**Supplied information**
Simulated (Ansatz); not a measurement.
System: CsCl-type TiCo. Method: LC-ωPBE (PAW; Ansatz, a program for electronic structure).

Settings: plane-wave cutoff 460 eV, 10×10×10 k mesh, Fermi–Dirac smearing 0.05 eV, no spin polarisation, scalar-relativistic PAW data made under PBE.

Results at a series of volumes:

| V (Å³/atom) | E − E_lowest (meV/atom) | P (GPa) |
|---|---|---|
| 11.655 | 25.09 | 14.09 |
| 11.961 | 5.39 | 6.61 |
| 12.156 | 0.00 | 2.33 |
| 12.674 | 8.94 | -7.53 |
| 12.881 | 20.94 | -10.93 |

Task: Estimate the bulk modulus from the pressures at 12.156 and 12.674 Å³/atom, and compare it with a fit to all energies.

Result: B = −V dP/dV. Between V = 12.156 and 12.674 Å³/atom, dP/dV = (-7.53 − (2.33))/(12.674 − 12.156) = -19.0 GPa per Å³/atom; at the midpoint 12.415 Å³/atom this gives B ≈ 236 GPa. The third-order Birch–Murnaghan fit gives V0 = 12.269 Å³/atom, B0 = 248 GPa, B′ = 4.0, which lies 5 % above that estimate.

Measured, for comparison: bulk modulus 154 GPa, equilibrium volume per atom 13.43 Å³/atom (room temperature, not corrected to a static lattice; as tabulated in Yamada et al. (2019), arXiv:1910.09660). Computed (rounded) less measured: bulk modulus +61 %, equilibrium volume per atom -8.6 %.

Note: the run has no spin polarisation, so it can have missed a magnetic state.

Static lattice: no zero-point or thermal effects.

**Work request**
One stretch of the lines above is wanted, from the line that contains "Settings: plane-wave cutoff" through the line that contains "Task: Estimate the". Output it exactly.

**Response box**
Settings: plane-wave cutoff 460 eV, 10×10×10 k mesh, Fermi–Dirac smearing 0.05 eV, no spin polarisation, scalar-relativistic PAW data made under PBE.

Results at a series of volumes:

| V (Å³/atom) | E − E_lowest (meV/atom) | P (GPa) |
|---|---|---|
| 11.655 | 25.09 | 14.09 |
| 11.961 | 5.39 | 6.61 |
| 12.156 | 0.00 | 2.33 |
| 12.674 | 8.94 | -7.53 |
| 12.881 | 20.94 | -10.93 |

Task: Estimate the bulk modulus from the pressures at 12.156 and 12.674 Å³/atom, and compare it with a fit to all energies.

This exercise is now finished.